### BRIEF
Please print the records below word for word.

### RAW DATA
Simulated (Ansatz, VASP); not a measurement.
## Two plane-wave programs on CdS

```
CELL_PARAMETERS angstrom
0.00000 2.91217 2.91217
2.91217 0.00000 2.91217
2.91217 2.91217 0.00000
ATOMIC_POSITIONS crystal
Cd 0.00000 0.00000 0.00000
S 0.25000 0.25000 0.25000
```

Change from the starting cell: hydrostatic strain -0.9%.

### REPLY
Simulated (Ansatz, VASP); not a measurement.
## Two plane-wave programs on CdS

```
CELL_PARAMETERS angstrom
0.00000 2.91217 2.91217
2.91217 0.00000 2.91217
2.91217 2.91217 0.00000
ATOMIC_POSITIONS crystal
Cd 0.00000 0.00000 0.00000
S 0.25000 0.25000 0.25000
```

Change from the starting cell: hydrostatic strain -0.9%.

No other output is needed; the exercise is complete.